— Exercise —
In the listing beneath this line, copy exactly the lines starting with the one containing "- Pressure: -9.4 GPa" and going on through the one containing "- Band gap on".

— Records supplied —
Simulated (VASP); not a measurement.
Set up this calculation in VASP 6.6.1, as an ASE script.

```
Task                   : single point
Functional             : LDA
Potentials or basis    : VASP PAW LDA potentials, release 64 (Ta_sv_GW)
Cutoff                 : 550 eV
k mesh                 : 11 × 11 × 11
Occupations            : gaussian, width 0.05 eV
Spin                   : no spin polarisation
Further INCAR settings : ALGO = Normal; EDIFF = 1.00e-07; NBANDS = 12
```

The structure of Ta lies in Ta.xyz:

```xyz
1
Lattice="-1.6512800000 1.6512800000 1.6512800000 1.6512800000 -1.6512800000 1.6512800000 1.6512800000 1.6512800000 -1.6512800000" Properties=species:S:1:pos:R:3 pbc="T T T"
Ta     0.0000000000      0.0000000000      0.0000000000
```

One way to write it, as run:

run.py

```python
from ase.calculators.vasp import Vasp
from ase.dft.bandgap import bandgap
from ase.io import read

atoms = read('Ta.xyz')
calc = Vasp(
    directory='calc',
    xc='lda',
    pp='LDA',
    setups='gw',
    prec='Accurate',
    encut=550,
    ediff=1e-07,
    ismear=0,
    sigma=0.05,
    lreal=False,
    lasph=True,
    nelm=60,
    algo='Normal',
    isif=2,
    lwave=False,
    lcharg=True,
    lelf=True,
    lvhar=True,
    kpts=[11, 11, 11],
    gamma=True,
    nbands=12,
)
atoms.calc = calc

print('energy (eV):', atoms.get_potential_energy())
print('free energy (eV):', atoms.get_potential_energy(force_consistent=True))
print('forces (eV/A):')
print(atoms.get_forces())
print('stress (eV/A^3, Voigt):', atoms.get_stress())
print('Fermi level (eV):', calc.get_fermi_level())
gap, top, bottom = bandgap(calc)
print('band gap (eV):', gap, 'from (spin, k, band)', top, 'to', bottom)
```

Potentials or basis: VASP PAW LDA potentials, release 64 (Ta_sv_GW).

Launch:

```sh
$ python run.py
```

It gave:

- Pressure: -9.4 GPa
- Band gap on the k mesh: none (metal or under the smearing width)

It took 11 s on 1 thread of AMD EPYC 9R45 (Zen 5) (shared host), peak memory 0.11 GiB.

— Exercise answer —
- Pressure: -9.4 GPa
- Band gap on the k mesh: none (metal or under the smearing width)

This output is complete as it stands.